— Work request —
Quote every line from the top of the listing down to and including the line that contains "Gas-phase reaction: 2 GeHF3 → GeH2F2 + GeF4".

— Information provided —
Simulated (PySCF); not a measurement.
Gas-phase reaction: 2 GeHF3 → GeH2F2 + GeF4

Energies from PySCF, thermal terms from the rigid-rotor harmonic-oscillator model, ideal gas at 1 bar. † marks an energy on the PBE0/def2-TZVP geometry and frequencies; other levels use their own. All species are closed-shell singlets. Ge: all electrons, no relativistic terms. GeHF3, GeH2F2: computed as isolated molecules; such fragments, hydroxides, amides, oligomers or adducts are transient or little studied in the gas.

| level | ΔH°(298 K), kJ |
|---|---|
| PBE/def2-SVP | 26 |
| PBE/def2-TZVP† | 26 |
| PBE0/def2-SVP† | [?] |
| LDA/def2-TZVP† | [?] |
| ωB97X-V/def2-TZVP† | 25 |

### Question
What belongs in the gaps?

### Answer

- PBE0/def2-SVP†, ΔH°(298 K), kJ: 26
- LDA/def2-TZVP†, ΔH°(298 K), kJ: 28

— Task output —
Simulated (PySCF); not a measurement.
Gas-phase reaction: 2 GeHF3 → GeH2F2 + GeF4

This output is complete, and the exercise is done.